**WORK INSTRUCTION**
Only the lines from the start of the data through the one containing "How long does it take, and how much memory?" belong in your answer; return them exactly.

─── RECORDS PROVIDED

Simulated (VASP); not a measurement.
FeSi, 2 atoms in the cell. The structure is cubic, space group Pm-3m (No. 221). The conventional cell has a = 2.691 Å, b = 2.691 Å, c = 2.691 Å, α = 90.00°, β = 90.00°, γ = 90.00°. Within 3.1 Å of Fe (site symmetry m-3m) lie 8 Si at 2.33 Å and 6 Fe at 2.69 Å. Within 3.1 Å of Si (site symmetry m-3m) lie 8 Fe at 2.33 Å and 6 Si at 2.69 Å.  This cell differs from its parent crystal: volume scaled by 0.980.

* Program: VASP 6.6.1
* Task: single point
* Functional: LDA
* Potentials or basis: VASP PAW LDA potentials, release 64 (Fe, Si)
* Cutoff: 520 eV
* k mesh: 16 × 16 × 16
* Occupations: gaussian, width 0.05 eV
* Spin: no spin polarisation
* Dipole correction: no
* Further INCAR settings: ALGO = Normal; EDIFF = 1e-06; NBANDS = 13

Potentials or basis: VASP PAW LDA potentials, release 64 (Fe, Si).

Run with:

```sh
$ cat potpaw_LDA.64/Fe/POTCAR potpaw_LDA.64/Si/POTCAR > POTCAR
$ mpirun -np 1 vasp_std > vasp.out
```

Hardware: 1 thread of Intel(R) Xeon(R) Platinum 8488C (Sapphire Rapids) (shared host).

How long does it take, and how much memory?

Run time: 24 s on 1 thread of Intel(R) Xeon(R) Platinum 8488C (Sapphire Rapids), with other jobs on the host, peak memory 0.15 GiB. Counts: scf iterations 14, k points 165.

──────

**EXERCISE OUTPUT**
Simulated (VASP); not a measurement.
FeSi, 2 atoms in the cell. The structure is cubic, space group Pm-3m (No. 221). The conventional cell has a = 2.691 Å, b = 2.691 Å, c = 2.691 Å, α = 90.00°, β = 90.00°, γ = 90.00°. Within 3.1 Å of Fe (site symmetry m-3m) lie 8 Si at 2.33 Å and 6 Fe at 2.69 Å. Within 3.1 Å of Si (site symmetry m-3m) lie 8 Fe at 2.33 Å and 6 Si at 2.69 Å.  This cell differs from its parent crystal: volume scaled by 0.980.

* Program: VASP 6.6.1
* Task: single point
* Functional: LDA
* Potentials or basis: VASP PAW LDA potentials, release 64 (Fe, Si)
* Cutoff: 520 eV
* k mesh: 16 × 16 × 16
* Occupations: gaussian, width 0.05 eV
* Spin: no spin polarisation
* Dipole correction: no
* Further INCAR settings: ALGO = Normal; EDIFF = 1e-06; NBANDS = 13

Potentials or basis: VASP PAW LDA potentials, release 64 (Fe, Si).

Run with:

```sh
$ cat potpaw_LDA.64/Fe/POTCAR potpaw_LDA.64/Si/POTCAR > POTCAR
$ mpirun -np 1 vasp_std > vasp.out
```

Hardware: 1 thread of Intel(R) Xeon(R) Platinum 8488C (Sapphire Rapids) (shared host).

How long does it take, and how much memory?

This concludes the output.